> Dataset content:
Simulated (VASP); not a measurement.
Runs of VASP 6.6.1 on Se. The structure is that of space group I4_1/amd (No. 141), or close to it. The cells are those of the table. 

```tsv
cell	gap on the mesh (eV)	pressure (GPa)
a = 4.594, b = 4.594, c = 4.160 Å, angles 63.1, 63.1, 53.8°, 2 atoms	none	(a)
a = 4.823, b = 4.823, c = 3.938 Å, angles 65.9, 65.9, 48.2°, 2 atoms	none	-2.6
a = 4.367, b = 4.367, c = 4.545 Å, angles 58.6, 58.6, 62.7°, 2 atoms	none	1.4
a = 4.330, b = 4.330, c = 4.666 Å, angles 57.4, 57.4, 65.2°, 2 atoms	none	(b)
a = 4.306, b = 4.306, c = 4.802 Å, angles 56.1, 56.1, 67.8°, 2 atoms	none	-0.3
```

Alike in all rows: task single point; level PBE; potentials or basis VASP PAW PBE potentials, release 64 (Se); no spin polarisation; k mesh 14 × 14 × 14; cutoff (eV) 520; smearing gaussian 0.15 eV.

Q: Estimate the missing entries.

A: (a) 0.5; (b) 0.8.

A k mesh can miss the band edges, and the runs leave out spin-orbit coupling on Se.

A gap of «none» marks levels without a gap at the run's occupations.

> Brief: Starting at the top of the records, copy every line exactly.

> Exercise output:
Simulated (VASP); not a measurement.
Runs of VASP 6.6.1 on Se. The structure is that of space group I4_1/amd (No. 141), or close to it. The cells are those of the table. 

```tsv
cell	gap on the mesh (eV)	pressure (GPa)
a = 4.594, b = 4.594, c = 4.160 Å, angles 63.1, 63.1, 53.8°, 2 atoms	none	(a)
a = 4.823, b = 4.823, c = 3.938 Å, angles 65.9, 65.9, 48.2°, 2 atoms	none	-2.6
a = 4.367, b = 4.367, c = 4.545 Å, angles 58.6, 58.6, 62.7°, 2 atoms	none	1.4
a = 4.330, b = 4.330, c = 4.666 Å, angles 57.4, 57.4, 65.2°, 2 atoms	none	(b)
a = 4.306, b = 4.306, c = 4.802 Å, angles 56.1, 56.1, 67.8°, 2 atoms	none	-0.3
```

Alike in all rows: task single point; level PBE; potentials or basis VASP PAW PBE potentials, release 64 (Se); no spin polarisation; k mesh 14 × 14 × 14; cutoff (eV) 520; smearing gaussian 0.15 eV.

Q: Estimate the missing entries.

A: (a) 0.5; (b) 0.8.

A k mesh can miss the band edges, and the runs leave out spin-orbit coupling on Se.

A gap of «none» marks levels without a gap at the run's occupations.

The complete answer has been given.